| WORK ITEM |
The records below are to be transcribed word for word.

[Start of section]
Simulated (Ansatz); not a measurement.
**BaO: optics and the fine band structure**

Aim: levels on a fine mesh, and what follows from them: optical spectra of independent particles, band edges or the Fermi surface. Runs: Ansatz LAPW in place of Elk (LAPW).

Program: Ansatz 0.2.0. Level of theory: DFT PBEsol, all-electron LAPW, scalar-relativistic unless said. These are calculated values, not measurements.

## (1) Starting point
[End of section]

| TASK RESPONSE |
Simulated (Ansatz); not a measurement.
**BaO: optics and the fine band structure**

Aim: levels on a fine mesh, and what follows from them: optical spectra of independent particles, band edges or the Fermi surface. Runs: Ansatz LAPW in place of Elk (LAPW).

Program: Ansatz 0.2.0. Level of theory: DFT PBEsol, all-electron LAPW, scalar-relativistic unless said. These are calculated values, not measurements.

## (1) Starting point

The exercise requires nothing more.